WORK INSTRUCTION
Repeat exactly, please, the lines that begin at the start of the listing and end at the line holding "Estimate the wall time of this run.".

INFORMATION SUPPLIED
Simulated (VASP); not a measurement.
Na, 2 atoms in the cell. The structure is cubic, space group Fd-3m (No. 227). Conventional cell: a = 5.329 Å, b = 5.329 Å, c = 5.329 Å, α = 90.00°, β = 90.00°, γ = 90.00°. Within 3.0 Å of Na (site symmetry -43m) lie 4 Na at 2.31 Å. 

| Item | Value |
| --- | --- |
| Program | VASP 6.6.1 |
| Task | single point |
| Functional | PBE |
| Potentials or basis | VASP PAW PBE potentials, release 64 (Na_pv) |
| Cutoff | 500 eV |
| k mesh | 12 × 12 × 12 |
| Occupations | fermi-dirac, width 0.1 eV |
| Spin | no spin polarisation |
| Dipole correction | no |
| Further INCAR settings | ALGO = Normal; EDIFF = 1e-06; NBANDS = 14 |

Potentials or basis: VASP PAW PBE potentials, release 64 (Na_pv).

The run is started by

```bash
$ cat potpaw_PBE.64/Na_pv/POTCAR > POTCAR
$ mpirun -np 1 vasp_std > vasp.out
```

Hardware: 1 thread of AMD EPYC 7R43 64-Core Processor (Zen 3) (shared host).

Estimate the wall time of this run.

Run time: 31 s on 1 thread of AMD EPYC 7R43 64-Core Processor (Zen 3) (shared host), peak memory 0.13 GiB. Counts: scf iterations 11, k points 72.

REPLY
Simulated (VASP); not a measurement.
Na, 2 atoms in the cell. The structure is cubic, space group Fd-3m (No. 227). Conventional cell: a = 5.329 Å, b = 5.329 Å, c = 5.329 Å, α = 90.00°, β = 90.00°, γ = 90.00°. Within 3.0 Å of Na (site symmetry -43m) lie 4 Na at 2.31 Å. 

| Item | Value |
| --- | --- |
| Program | VASP 6.6.1 |
| Task | single point |
| Functional | PBE |
| Potentials or basis | VASP PAW PBE potentials, release 64 (Na_pv) |
| Cutoff | 500 eV |
| k mesh | 12 × 12 × 12 |
| Occupations | fermi-dirac, width 0.1 eV |
| Spin | no spin polarisation |
| Dipole correction | no |
| Further INCAR settings | ALGO = Normal; EDIFF = 1e-06; NBANDS = 14 |

Potentials or basis: VASP PAW PBE potentials, release 64 (Na_pv).

The run is started by

```bash
$ cat potpaw_PBE.64/Na_pv/POTCAR > POTCAR
$ mpirun -np 1 vasp_std > vasp.out
```

Hardware: 1 thread of AMD EPYC 7R43 64-Core Processor (Zen 3) (shared host).

Estimate the wall time of this run.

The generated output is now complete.